__Task item__:
Each line from the start of the records through the line containing "Q: Estimate the wall time of this run." is to be transcribed exactly, and no other line is to be included.

__Provided information__:
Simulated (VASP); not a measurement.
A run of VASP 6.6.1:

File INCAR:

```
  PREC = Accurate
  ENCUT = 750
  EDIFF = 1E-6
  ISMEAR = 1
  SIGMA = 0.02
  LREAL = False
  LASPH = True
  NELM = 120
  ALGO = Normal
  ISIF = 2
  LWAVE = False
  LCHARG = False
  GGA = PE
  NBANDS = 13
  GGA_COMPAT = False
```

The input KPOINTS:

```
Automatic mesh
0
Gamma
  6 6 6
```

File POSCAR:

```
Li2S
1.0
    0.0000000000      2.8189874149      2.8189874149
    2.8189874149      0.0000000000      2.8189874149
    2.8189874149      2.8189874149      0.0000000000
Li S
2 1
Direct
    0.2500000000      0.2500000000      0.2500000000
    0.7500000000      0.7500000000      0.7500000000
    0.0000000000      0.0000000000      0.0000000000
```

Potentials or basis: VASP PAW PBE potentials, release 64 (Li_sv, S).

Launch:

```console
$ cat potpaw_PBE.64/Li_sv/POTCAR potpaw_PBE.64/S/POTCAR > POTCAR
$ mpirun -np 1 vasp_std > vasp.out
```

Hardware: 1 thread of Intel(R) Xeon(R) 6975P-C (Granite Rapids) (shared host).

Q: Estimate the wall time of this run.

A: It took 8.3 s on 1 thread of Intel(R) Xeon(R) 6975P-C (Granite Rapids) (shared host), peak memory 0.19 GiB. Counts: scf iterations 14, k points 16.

__Task result__:
Simulated (VASP); not a measurement.
A run of VASP 6.6.1:

File INCAR:

```
  PREC = Accurate
  ENCUT = 750
  EDIFF = 1E-6
  ISMEAR = 1
  SIGMA = 0.02
  LREAL = False
  LASPH = True
  NELM = 120
  ALGO = Normal
  ISIF = 2
  LWAVE = False
  LCHARG = False
  GGA = PE
  NBANDS = 13
  GGA_COMPAT = False
```

The input KPOINTS:

```
Automatic mesh
0
Gamma
  6 6 6
```

File POSCAR:

```
Li2S
1.0
    0.0000000000      2.8189874149      2.8189874149
    2.8189874149      0.0000000000      2.8189874149
    2.8189874149      2.8189874149      0.0000000000
Li S
2 1
Direct
    0.2500000000      0.2500000000      0.2500000000
    0.7500000000      0.7500000000      0.7500000000
    0.0000000000      0.0000000000      0.0000000000
```

Potentials or basis: VASP PAW PBE potentials, release 64 (Li_sv, S).

Launch:

```console
$ cat potpaw_PBE.64/Li_sv/POTCAR potpaw_PBE.64/S/POTCAR > POTCAR
$ mpirun -np 1 vasp_std > vasp.out
```

Hardware: 1 thread of Intel(R) Xeon(R) 6975P-C (Granite Rapids) (shared host).

Q: Estimate the wall time of this run.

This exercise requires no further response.